Give back the full material exactly. Omit no line.

•••••
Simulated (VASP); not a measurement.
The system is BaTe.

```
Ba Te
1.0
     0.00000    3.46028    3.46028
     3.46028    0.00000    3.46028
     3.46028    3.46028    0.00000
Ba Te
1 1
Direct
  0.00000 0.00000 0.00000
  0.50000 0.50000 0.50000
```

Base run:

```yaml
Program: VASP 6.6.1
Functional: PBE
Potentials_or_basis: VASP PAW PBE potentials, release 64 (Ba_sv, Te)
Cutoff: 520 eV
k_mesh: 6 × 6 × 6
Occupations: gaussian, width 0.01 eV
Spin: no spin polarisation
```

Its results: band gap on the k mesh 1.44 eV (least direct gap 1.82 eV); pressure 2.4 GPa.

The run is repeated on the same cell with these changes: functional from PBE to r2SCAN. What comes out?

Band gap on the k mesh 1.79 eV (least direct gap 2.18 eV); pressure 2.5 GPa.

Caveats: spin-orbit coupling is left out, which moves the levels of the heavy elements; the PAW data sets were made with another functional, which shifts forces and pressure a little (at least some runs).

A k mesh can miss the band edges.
•••••

**WRITTEN REPLY:**
Simulated (VASP); not a measurement.
The system is BaTe.

```
Ba Te
1.0
     0.00000    3.46028    3.46028
     3.46028    0.00000    3.46028
     3.46028    3.46028    0.00000
Ba Te
1 1
Direct
  0.00000 0.00000 0.00000
  0.50000 0.50000 0.50000
```

Base run:

```yaml
Program: VASP 6.6.1
Functional: PBE
Potentials_or_basis: VASP PAW PBE potentials, release 64 (Ba_sv, Te)
Cutoff: 520 eV
k_mesh: 6 × 6 × 6
Occupations: gaussian, width 0.01 eV
Spin: no spin polarisation
```

Its results: band gap on the k mesh 1.44 eV (least direct gap 1.82 eV); pressure 2.4 GPa.

The run is repeated on the same cell with these changes: functional from PBE to r2SCAN. What comes out?

Band gap on the k mesh 1.79 eV (least direct gap 2.18 eV); pressure 2.5 GPa.

Caveats: spin-orbit coupling is left out, which moves the levels of the heavy elements; the PAW data sets were made with another functional, which shifts forces and pressure a little (at least some runs).

A k mesh can miss the band edges.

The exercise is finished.